• ACTIVITY:
In the entries below, find the line with "Hirshfeld | ESP-fitted |" and the line with "-0.0915 | -0.1544 |". Print those two and everything between them exactly, and nothing else.

• SUPPLIED INFORMATION:
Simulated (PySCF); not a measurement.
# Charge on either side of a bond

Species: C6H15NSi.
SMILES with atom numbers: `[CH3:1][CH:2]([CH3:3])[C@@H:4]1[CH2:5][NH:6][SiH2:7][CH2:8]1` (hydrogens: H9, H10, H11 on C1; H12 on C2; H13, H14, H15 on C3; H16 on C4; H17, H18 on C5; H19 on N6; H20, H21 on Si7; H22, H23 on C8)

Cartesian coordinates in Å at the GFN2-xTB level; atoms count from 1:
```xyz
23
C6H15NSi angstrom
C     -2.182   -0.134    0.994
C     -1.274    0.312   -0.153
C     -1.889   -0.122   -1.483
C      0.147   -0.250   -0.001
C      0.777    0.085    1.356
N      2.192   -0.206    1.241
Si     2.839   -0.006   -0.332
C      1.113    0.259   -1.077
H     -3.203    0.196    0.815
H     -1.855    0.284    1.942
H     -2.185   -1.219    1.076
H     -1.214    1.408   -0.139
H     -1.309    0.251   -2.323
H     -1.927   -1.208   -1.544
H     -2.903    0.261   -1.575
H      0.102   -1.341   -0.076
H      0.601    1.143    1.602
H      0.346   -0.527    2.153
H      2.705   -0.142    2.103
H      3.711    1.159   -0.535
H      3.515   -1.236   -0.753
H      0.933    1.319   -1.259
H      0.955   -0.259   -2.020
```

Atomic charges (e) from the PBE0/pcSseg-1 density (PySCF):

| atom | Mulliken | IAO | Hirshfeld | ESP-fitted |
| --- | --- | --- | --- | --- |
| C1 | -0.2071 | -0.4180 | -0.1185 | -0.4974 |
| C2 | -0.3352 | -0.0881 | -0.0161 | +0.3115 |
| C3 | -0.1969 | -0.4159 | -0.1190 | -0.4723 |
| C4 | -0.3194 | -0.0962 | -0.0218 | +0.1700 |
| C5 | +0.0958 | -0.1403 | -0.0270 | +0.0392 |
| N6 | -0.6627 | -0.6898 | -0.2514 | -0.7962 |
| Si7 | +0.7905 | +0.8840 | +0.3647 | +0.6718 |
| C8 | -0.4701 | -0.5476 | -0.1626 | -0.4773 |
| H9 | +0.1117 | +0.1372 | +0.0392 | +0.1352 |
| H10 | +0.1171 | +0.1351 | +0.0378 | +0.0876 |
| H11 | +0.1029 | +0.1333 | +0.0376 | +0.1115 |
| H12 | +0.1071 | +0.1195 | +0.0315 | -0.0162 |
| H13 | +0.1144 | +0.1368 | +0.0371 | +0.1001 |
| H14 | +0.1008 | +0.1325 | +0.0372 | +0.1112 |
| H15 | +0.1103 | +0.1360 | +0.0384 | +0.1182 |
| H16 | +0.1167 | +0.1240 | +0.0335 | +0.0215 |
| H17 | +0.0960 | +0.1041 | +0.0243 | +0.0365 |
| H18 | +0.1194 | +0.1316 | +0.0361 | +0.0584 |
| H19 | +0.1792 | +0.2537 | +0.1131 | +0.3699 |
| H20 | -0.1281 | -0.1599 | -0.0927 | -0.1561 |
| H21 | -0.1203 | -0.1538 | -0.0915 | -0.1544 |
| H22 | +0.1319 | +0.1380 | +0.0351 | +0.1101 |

• ANSWER AREA:
| atom | Mulliken | IAO | Hirshfeld | ESP-fitted |
| --- | --- | --- | --- | --- |
| C1 | -0.2071 | -0.4180 | -0.1185 | -0.4974 |
| C2 | -0.3352 | -0.0881 | -0.0161 | +0.3115 |
| C3 | -0.1969 | -0.4159 | -0.1190 | -0.4723 |
| C4 | -0.3194 | -0.0962 | -0.0218 | +0.1700 |
| C5 | +0.0958 | -0.1403 | -0.0270 | +0.0392 |
| N6 | -0.6627 | -0.6898 | -0.2514 | -0.7962 |
| Si7 | +0.7905 | +0.8840 | +0.3647 | +0.6718 |
| C8 | -0.4701 | -0.5476 | -0.1626 | -0.4773 |
| H9 | +0.1117 | +0.1372 | +0.0392 | +0.1352 |
| H10 | +0.1171 | +0.1351 | +0.0378 | +0.0876 |
| H11 | +0.1029 | +0.1333 | +0.0376 | +0.1115 |
| H12 | +0.1071 | +0.1195 | +0.0315 | -0.0162 |
| H13 | +0.1144 | +0.1368 | +0.0371 | +0.1001 |
| H14 | +0.1008 | +0.1325 | +0.0372 | +0.1112 |
| H15 | +0.1103 | +0.1360 | +0.0384 | +0.1182 |
| H16 | +0.1167 | +0.1240 | +0.0335 | +0.0215 |
| H17 | +0.0960 | +0.1041 | +0.0243 | +0.0365 |
| H18 | +0.1194 | +0.1316 | +0.0361 | +0.0584 |
| H19 | +0.1792 | +0.2537 | +0.1131 | +0.3699 |
| H20 | -0.1281 | -0.1599 | -0.0927 | -0.1561 |
| H21 | -0.1203 | -0.1538 | -0.0915 | -0.1544 |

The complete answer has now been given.